- SUPPLIED ENTRIES -
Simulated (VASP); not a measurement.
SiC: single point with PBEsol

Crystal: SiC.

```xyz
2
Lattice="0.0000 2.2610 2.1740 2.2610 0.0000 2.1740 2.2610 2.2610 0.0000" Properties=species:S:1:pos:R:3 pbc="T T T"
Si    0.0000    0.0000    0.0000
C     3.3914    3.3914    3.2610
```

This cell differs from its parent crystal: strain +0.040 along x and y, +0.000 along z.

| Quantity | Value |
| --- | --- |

- REQUIREMENT -
Look back at the records above. Repeat all of them exactly.

- EXERCISE OUTPUT -
Simulated (VASP); not a measurement.
SiC: single point with PBEsol

Crystal: SiC.

```xyz
2
Lattice="0.0000 2.2610 2.1740 2.2610 0.0000 2.1740 2.2610 2.2610 0.0000" Properties=species:S:1:pos:R:3 pbc="T T T"
Si    0.0000    0.0000    0.0000
C     3.3914    3.3914    3.2610
```

This cell differs from its parent crystal: strain +0.040 along x and y, +0.000 along z.

| Quantity | Value |
| --- | --- |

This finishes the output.